···
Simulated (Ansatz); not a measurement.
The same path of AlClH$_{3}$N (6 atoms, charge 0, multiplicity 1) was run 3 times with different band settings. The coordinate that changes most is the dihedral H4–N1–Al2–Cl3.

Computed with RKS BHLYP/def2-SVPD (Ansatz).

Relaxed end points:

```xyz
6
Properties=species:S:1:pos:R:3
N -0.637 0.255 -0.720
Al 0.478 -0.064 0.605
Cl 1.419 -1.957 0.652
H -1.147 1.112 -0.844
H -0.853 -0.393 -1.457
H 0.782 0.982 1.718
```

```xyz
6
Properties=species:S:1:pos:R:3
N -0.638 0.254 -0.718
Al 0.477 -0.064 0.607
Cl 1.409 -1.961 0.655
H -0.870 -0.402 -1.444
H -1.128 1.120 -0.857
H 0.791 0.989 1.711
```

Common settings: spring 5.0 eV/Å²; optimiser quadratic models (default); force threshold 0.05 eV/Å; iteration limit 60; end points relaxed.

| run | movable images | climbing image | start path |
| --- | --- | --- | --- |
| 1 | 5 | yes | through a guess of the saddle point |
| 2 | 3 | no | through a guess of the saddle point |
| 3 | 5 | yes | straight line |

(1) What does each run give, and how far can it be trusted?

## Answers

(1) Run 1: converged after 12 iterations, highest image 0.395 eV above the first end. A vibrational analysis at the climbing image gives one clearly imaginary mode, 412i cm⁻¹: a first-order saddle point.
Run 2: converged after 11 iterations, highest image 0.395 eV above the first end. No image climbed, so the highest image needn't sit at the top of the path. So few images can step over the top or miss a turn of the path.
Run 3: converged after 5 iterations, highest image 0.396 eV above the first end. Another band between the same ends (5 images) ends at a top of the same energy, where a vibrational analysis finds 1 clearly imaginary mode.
···

*Work instruction:*
Transcribe, word for word, the data above from its first line through the line with "(1) Run 1: converged", and include nothing else.

*Expected answer:*
Simulated (Ansatz); not a measurement.
The same path of AlClH$_{3}$N (6 atoms, charge 0, multiplicity 1) was run 3 times with different band settings. The coordinate that changes most is the dihedral H4–N1–Al2–Cl3.

Computed with RKS BHLYP/def2-SVPD (Ansatz).

Relaxed end points:

```xyz
6
Properties=species:S:1:pos:R:3
N -0.637 0.255 -0.720
Al 0.478 -0.064 0.605
Cl 1.419 -1.957 0.652
H -1.147 1.112 -0.844
H -0.853 -0.393 -1.457
H 0.782 0.982 1.718
```

```xyz
6
Properties=species:S:1:pos:R:3
N -0.638 0.254 -0.718
Al 0.477 -0.064 0.607
Cl 1.409 -1.961 0.655
H -0.870 -0.402 -1.444
H -1.128 1.120 -0.857
H 0.791 0.989 1.711
```

Common settings: spring 5.0 eV/Å²; optimiser quadratic models (default); force threshold 0.05 eV/Å; iteration limit 60; end points relaxed.

| run | movable images | climbing image | start path |
| --- | --- | --- | --- |
| 1 | 5 | yes | through a guess of the saddle point |
| 2 | 3 | no | through a guess of the saddle point |
| 3 | 5 | yes | straight line |

(1) What does each run give, and how far can it be trusted?

## Answers

(1) Run 1: converged after 12 iterations, highest image 0.395 eV above the first end. A vibrational analysis at the climbing image gives one clearly imaginary mode, 412i cm⁻¹: a first-order saddle point.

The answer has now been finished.